Assignment: Repeat only the lines running from the beginning of the material through the line that contains "Question: Predict the pressure.".

Supplied information:
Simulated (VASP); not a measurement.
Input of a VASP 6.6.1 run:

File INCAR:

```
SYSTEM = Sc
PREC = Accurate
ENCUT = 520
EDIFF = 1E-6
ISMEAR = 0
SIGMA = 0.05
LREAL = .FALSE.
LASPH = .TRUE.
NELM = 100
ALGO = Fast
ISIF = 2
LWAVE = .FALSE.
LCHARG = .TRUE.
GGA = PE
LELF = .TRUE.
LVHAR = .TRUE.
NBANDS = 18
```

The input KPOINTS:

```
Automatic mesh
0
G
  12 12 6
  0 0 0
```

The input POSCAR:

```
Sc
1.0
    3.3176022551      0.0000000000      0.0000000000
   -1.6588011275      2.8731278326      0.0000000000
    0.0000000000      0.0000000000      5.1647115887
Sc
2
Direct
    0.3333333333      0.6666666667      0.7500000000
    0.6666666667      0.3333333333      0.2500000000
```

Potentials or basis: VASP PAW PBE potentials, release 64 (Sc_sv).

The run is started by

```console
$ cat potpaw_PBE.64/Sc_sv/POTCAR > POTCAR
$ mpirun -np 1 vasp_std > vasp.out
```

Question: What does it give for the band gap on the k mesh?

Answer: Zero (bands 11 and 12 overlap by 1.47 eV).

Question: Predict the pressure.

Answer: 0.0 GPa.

Exercise answer:
Simulated (VASP); not a measurement.
Input of a VASP 6.6.1 run:

File INCAR:

```
SYSTEM = Sc
PREC = Accurate
ENCUT = 520
EDIFF = 1E-6
ISMEAR = 0
SIGMA = 0.05
LREAL = .FALSE.
LASPH = .TRUE.
NELM = 100
ALGO = Fast
ISIF = 2
LWAVE = .FALSE.
LCHARG = .TRUE.
GGA = PE
LELF = .TRUE.
LVHAR = .TRUE.
NBANDS = 18
```

The input KPOINTS:

```
Automatic mesh
0
G
  12 12 6
  0 0 0
```

The input POSCAR:

```
Sc
1.0
    3.3176022551      0.0000000000      0.0000000000
   -1.6588011275      2.8731278326      0.0000000000
    0.0000000000      0.0000000000      5.1647115887
Sc
2
Direct
    0.3333333333      0.6666666667      0.7500000000
    0.6666666667      0.3333333333      0.2500000000
```

Potentials or basis: VASP PAW PBE potentials, release 64 (Sc_sv).

The run is started by

```console
$ cat potpaw_PBE.64/Sc_sv/POTCAR > POTCAR
$ mpirun -np 1 vasp_std > vasp.out
```

Question: What does it give for the band gap on the k mesh?

Answer: Zero (bands 11 and 12 overlap by 1.47 eV).

Question: Predict the pressure.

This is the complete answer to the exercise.